◆ GIVEN DATA
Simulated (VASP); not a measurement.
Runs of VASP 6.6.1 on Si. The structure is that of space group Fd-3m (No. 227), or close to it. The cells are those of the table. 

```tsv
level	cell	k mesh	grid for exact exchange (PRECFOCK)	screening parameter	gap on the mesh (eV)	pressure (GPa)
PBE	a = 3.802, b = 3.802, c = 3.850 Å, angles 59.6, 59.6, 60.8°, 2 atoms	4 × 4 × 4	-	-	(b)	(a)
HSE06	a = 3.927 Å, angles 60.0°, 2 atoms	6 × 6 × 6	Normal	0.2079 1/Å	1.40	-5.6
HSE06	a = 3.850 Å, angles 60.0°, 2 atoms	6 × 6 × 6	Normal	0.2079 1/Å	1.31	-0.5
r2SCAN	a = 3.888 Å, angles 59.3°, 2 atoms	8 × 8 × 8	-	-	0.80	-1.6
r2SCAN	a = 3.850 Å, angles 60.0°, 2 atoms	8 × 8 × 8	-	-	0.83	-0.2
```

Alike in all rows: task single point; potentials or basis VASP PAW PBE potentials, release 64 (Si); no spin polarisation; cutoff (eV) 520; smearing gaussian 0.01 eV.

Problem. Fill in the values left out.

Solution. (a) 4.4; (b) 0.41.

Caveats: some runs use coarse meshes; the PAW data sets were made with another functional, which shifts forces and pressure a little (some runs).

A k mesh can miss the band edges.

◆ ACTION ITEM
Please print verbatim each line from the first line of the entries above to the line that contains "Solution. (a) 4.4; (b) 0.41.", inclusive, and nothing more.

◆ TASK RESULT
Simulated (VASP); not a measurement.
Runs of VASP 6.6.1 on Si. The structure is that of space group Fd-3m (No. 227), or close to it. The cells are those of the table. 

```tsv
level	cell	k mesh	grid for exact exchange (PRECFOCK)	screening parameter	gap on the mesh (eV)	pressure (GPa)
PBE	a = 3.802, b = 3.802, c = 3.850 Å, angles 59.6, 59.6, 60.8°, 2 atoms	4 × 4 × 4	-	-	(b)	(a)
HSE06	a = 3.927 Å, angles 60.0°, 2 atoms	6 × 6 × 6	Normal	0.2079 1/Å	1.40	-5.6
HSE06	a = 3.850 Å, angles 60.0°, 2 atoms	6 × 6 × 6	Normal	0.2079 1/Å	1.31	-0.5
r2SCAN	a = 3.888 Å, angles 59.3°, 2 atoms	8 × 8 × 8	-	-	0.80	-1.6
r2SCAN	a = 3.850 Å, angles 60.0°, 2 atoms	8 × 8 × 8	-	-	0.83	-0.2
```

Alike in all rows: task single point; potentials or basis VASP PAW PBE potentials, release 64 (Si); no spin polarisation; cutoff (eV) 520; smearing gaussian 0.01 eV.

Problem. Fill in the values left out.

Solution. (a) 4.4; (b) 0.41.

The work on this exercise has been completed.